[STORED DATA Boundary: Start]

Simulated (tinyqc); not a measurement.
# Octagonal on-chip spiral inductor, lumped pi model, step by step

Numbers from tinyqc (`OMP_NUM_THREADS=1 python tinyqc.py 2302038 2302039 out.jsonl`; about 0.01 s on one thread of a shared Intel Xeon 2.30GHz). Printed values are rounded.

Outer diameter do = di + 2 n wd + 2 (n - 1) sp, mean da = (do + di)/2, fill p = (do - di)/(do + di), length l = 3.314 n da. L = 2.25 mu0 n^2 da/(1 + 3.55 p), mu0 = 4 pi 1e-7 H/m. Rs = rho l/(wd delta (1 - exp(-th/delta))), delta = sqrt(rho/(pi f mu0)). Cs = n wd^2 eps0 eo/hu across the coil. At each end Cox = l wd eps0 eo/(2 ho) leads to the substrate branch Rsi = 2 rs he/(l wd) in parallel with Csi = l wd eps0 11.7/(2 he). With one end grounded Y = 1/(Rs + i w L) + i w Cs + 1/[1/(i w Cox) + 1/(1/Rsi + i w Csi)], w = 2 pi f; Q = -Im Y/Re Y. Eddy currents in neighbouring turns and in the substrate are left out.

[STORED DATA Boundary: End]

• [WORK REQUEST]:
All that is needed is the opening run of the data, given again exactly: please include every line from the first through the line with "Numbers from tinyqc", both ends kept.

• [WRITTEN SOLUTION]:
Simulated (tinyqc); not a measurement.
# Octagonal on-chip spiral inductor, lumped pi model, step by step

Numbers from tinyqc (`OMP_NUM_THREADS=1 python tinyqc.py 2302038 2302039 out.jsonl`; about 0.01 s on one thread of a shared Intel Xeon 2.30GHz). Printed values are rounded.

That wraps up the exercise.